▶ _EXERCISE_
Could you print every line from the first one of the records below through the line containing "gap 1.04 eV).", with both included and nothing else?

▶ _LISTED RECORDS_
##########
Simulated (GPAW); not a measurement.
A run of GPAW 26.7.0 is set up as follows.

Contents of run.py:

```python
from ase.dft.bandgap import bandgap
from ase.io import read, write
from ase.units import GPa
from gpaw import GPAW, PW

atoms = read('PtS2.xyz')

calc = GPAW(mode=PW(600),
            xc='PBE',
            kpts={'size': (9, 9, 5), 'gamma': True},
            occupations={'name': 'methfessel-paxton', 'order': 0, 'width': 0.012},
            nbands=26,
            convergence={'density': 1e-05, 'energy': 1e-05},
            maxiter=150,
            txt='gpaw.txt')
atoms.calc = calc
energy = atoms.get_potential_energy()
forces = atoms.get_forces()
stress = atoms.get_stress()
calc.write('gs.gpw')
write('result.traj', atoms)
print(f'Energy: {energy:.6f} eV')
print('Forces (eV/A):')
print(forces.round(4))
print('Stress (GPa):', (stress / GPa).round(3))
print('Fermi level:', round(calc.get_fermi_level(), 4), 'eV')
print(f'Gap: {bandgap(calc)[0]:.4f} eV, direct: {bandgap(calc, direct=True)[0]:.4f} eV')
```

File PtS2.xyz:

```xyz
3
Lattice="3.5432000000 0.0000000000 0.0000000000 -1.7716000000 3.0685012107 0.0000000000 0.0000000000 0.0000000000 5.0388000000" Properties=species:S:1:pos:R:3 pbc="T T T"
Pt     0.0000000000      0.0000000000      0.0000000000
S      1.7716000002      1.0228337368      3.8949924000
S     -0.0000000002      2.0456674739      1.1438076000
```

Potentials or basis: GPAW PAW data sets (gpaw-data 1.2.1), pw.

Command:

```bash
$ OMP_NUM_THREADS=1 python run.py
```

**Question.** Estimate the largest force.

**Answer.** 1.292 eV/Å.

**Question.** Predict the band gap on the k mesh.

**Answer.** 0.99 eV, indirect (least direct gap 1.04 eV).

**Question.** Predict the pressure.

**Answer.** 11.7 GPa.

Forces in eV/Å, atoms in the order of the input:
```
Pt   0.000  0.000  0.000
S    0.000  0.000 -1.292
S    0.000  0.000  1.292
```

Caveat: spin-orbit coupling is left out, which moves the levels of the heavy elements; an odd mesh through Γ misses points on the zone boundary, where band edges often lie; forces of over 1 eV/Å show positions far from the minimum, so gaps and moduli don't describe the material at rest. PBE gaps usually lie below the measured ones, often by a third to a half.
##########

▶ _EXERCISE RESULT_
Simulated (GPAW); not a measurement.
A run of GPAW 26.7.0 is set up as follows.

Contents of run.py:

```python
from ase.dft.bandgap import bandgap
from ase.io import read, write
from ase.units import GPa
from gpaw import GPAW, PW

atoms = read('PtS2.xyz')

calc = GPAW(mode=PW(600),
            xc='PBE',
            kpts={'size': (9, 9, 5), 'gamma': True},
            occupations={'name': 'methfessel-paxton', 'order': 0, 'width': 0.012},
            nbands=26,
            convergence={'density': 1e-05, 'energy': 1e-05},
            maxiter=150,
            txt='gpaw.txt')
atoms.calc = calc
energy = atoms.get_potential_energy()
forces = atoms.get_forces()
stress = atoms.get_stress()
calc.write('gs.gpw')
write('result.traj', atoms)
print(f'Energy: {energy:.6f} eV')
print('Forces (eV/A):')
print(forces.round(4))
print('Stress (GPa):', (stress / GPa).round(3))
print('Fermi level:', round(calc.get_fermi_level(), 4), 'eV')
print(f'Gap: {bandgap(calc)[0]:.4f} eV, direct: {bandgap(calc, direct=True)[0]:.4f} eV')
```

File PtS2.xyz:

```xyz
3
Lattice="3.5432000000 0.0000000000 0.0000000000 -1.7716000000 3.0685012107 0.0000000000 0.0000000000 0.0000000000 5.0388000000" Properties=species:S:1:pos:R:3 pbc="T T T"
Pt     0.0000000000      0.0000000000      0.0000000000
S      1.7716000002      1.0228337368      3.8949924000
S     -0.0000000002      2.0456674739      1.1438076000
```

Potentials or basis: GPAW PAW data sets (gpaw-data 1.2.1), pw.

Command:

```bash
$ OMP_NUM_THREADS=1 python run.py
```

**Question.** Estimate the largest force.

**Answer.** 1.292 eV/Å.

**Question.** Predict the band gap on the k mesh.

**Answer.** 0.99 eV, indirect (least direct gap 1.04 eV).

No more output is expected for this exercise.